================
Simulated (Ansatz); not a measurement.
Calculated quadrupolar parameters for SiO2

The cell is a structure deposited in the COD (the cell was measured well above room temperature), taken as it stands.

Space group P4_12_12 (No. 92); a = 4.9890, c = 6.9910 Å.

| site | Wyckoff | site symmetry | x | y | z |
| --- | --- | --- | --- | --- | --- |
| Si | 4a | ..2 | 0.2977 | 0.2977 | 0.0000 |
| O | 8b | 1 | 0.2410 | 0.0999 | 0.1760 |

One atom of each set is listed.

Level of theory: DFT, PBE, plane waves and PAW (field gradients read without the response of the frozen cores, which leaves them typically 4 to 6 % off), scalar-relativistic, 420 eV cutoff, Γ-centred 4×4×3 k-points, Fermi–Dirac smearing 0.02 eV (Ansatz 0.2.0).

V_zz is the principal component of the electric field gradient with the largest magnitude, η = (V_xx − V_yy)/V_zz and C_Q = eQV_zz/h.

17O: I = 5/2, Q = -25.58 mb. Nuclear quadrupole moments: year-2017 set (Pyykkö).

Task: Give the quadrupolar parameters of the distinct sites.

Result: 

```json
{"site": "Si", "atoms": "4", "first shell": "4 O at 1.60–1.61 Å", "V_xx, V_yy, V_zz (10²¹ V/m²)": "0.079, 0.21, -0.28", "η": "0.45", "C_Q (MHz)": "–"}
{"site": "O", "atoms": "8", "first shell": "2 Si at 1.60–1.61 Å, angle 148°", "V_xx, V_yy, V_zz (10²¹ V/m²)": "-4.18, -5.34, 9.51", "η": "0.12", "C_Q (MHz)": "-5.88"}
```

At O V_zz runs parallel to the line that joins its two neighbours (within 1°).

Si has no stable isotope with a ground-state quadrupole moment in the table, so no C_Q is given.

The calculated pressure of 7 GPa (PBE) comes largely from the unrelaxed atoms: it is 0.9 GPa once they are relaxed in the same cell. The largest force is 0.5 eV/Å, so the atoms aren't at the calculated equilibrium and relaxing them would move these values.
================

Everything from the first line above through the line that contains "One atom of each set is listed." should be duplicated exactly, please, and nothing beyond it.

**RESPONSE AREA**
Simulated (Ansatz); not a measurement.
Calculated quadrupolar parameters for SiO2

The cell is a structure deposited in the COD (the cell was measured well above room temperature), taken as it stands.

Space group P4_12_12 (No. 92); a = 4.9890, c = 6.9910 Å.

| site | Wyckoff | site symmetry | x | y | z |
| --- | --- | --- | --- | --- | --- |
| Si | 4a | ..2 | 0.2977 | 0.2977 | 0.0000 |
| O | 8b | 1 | 0.2410 | 0.0999 | 0.1760 |

One atom of each set is listed.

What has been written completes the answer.